────────────────────────────────────────

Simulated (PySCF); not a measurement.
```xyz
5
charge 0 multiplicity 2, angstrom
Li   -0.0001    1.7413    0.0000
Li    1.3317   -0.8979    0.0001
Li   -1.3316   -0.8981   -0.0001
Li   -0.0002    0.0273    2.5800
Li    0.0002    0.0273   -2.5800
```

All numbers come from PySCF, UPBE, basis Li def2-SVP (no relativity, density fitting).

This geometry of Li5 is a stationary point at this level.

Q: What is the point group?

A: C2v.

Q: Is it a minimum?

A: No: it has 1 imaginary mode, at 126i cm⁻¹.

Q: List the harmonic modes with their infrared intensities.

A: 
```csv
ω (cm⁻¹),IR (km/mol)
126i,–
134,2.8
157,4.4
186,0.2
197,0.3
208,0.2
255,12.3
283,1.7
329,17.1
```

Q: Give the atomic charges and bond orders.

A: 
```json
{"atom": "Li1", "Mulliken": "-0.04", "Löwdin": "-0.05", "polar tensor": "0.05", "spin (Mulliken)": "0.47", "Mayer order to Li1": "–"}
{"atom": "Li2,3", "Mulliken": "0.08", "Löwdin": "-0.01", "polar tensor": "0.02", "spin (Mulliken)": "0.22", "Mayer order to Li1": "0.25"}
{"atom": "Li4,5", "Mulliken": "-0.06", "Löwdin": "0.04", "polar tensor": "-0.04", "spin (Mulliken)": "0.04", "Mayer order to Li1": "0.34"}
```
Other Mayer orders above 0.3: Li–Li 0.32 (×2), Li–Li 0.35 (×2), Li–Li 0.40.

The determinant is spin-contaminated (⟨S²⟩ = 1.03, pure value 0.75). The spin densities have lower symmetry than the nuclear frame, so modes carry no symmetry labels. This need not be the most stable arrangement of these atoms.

────────────────────────────────────────

WORK REQUEST = From the first line above through the line that contains "Other Mayer orders", quote each line exactly. Output nothing more.

TASK RESPONSE =
Simulated (PySCF); not a measurement.
```xyz
5
charge 0 multiplicity 2, angstrom
Li   -0.0001    1.7413    0.0000
Li    1.3317   -0.8979    0.0001
Li   -1.3316   -0.8981   -0.0001
Li   -0.0002    0.0273    2.5800
Li    0.0002    0.0273   -2.5800
```

All numbers come from PySCF, UPBE, basis Li def2-SVP (no relativity, density fitting).

This geometry of Li5 is a stationary point at this level.

Q: What is the point group?

A: C2v.

Q: Is it a minimum?

A: No: it has 1 imaginary mode, at 126i cm⁻¹.

Q: List the harmonic modes with their infrared intensities.

A: 
```csv
ω (cm⁻¹),IR (km/mol)
126i,–
134,2.8
157,4.4
186,0.2
197,0.3
208,0.2
255,12.3
283,1.7
329,17.1
```

Q: Give the atomic charges and bond orders.

A: 
```json
{"atom": "Li1", "Mulliken": "-0.04", "Löwdin": "-0.05", "polar tensor": "0.05", "spin (Mulliken)": "0.47", "Mayer order to Li1": "–"}
{"atom": "Li2,3", "Mulliken": "0.08", "Löwdin": "-0.01", "polar tensor": "0.02", "spin (Mulliken)": "0.22", "Mayer order to Li1": "0.25"}
{"atom": "Li4,5", "Mulliken": "-0.06", "Löwdin": "0.04", "polar tensor": "-0.04", "spin (Mulliken)": "0.04", "Mayer order to Li1": "0.34"}
```
Other Mayer orders above 0.3: Li–Li 0.32 (×2), Li–Li 0.35 (×2), Li–Li 0.40.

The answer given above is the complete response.